Activity | Once the line with "Within 2 eV" is found in the entries below, print it and each following line exactly, stopping after the line with "It has no gap"; print nothing else.

[[ Extracted information open ]]

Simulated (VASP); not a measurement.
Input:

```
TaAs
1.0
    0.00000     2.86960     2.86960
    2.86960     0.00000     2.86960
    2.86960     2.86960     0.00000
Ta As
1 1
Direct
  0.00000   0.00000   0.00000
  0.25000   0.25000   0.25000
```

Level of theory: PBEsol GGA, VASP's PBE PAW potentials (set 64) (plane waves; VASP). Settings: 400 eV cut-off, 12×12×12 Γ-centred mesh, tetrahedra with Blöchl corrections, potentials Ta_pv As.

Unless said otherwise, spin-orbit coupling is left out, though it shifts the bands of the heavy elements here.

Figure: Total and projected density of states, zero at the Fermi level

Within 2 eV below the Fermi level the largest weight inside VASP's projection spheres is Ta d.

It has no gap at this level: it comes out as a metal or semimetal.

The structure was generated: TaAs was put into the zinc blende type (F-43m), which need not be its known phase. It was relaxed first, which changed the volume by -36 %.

[[ Extracted information closed ]]

Answer box |
Within 2 eV below the Fermi level the largest weight inside VASP's projection spheres is Ta d.

It has no gap at this level: it comes out as a metal or semimetal.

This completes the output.